((
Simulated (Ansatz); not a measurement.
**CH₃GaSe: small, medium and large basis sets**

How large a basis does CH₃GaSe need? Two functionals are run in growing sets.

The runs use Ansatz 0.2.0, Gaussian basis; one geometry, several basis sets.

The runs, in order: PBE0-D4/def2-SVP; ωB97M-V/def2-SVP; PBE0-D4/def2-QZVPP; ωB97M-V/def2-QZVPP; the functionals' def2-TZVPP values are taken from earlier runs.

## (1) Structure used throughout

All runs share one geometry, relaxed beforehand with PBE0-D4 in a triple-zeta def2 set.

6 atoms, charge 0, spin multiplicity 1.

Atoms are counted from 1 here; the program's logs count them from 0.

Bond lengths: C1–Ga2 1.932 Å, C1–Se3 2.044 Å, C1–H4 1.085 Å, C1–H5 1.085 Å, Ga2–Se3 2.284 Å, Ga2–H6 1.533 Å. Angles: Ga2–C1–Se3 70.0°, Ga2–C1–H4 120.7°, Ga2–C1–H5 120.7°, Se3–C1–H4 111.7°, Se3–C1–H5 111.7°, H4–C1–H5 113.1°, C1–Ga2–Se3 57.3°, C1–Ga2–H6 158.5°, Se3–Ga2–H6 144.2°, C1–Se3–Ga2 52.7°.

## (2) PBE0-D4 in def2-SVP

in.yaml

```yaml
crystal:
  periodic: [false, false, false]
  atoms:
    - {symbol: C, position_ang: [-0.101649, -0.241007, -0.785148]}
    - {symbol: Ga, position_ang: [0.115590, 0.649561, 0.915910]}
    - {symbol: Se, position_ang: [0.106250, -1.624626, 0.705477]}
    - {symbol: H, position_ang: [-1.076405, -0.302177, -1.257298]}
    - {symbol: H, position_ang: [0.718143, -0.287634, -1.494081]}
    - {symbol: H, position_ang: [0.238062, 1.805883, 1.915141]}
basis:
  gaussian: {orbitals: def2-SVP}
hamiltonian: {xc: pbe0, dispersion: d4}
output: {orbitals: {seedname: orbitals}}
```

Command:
))

Assignment — Write out the listing exactly from its first line to the line containing "Atoms are counted". Both of those lines belong in the answer.

Written answer —
Simulated (Ansatz); not a measurement.
**CH₃GaSe: small, medium and large basis sets**

How large a basis does CH₃GaSe need? Two functionals are run in growing sets.

The runs use Ansatz 0.2.0, Gaussian basis; one geometry, several basis sets.

The runs, in order: PBE0-D4/def2-SVP; ωB97M-V/def2-SVP; PBE0-D4/def2-QZVPP; ωB97M-V/def2-QZVPP; the functionals' def2-TZVPP values are taken from earlier runs.

## (1) Structure used throughout

All runs share one geometry, relaxed beforehand with PBE0-D4 in a triple-zeta def2 set.

6 atoms, charge 0, spin multiplicity 1.

Atoms are counted from 1 here; the program's logs count them from 0.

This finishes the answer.